Your answer should reproduce the full set of records exactly as given.

=====
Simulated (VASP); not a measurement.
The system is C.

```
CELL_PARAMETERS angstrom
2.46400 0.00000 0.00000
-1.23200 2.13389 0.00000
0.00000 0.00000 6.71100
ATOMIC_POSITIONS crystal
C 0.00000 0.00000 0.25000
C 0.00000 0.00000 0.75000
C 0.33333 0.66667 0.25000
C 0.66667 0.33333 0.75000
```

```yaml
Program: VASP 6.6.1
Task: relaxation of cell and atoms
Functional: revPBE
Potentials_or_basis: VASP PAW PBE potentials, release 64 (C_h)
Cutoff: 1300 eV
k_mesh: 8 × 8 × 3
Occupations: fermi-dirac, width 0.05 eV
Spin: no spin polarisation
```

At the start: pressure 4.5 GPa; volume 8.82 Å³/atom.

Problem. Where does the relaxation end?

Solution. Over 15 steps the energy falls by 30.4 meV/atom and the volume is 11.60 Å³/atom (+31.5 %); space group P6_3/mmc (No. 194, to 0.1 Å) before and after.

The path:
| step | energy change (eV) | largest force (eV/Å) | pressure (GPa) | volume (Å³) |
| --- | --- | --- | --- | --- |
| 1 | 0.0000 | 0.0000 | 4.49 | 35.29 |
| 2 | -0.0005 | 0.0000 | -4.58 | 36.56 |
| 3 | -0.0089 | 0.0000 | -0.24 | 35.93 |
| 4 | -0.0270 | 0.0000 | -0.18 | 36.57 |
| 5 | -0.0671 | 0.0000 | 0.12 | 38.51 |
=====

### TASK RESULT
Simulated (VASP); not a measurement.
The system is C.

```
CELL_PARAMETERS angstrom
2.46400 0.00000 0.00000
-1.23200 2.13389 0.00000
0.00000 0.00000 6.71100
ATOMIC_POSITIONS crystal
C 0.00000 0.00000 0.25000
C 0.00000 0.00000 0.75000
C 0.33333 0.66667 0.25000
C 0.66667 0.33333 0.75000
```

```yaml
Program: VASP 6.6.1
Task: relaxation of cell and atoms
Functional: revPBE
Potentials_or_basis: VASP PAW PBE potentials, release 64 (C_h)
Cutoff: 1300 eV
k_mesh: 8 × 8 × 3
Occupations: fermi-dirac, width 0.05 eV
Spin: no spin polarisation
```

At the start: pressure 4.5 GPa; volume 8.82 Å³/atom.

Problem. Where does the relaxation end?

Solution. Over 15 steps the energy falls by 30.4 meV/atom and the volume is 11.60 Å³/atom (+31.5 %); space group P6_3/mmc (No. 194, to 0.1 Å) before and after.

The path:
| step | energy change (eV) | largest force (eV/Å) | pressure (GPa) | volume (Å³) |
| --- | --- | --- | --- | --- |
| 1 | 0.0000 | 0.0000 | 4.49 | 35.29 |
| 2 | -0.0005 | 0.0000 | -4.58 | 36.56 |
| 3 | -0.0089 | 0.0000 | -0.24 | 35.93 |
| 4 | -0.0270 | 0.0000 | -0.18 | 36.57 |
| 5 | -0.0671 | 0.0000 | 0.12 | 38.51 |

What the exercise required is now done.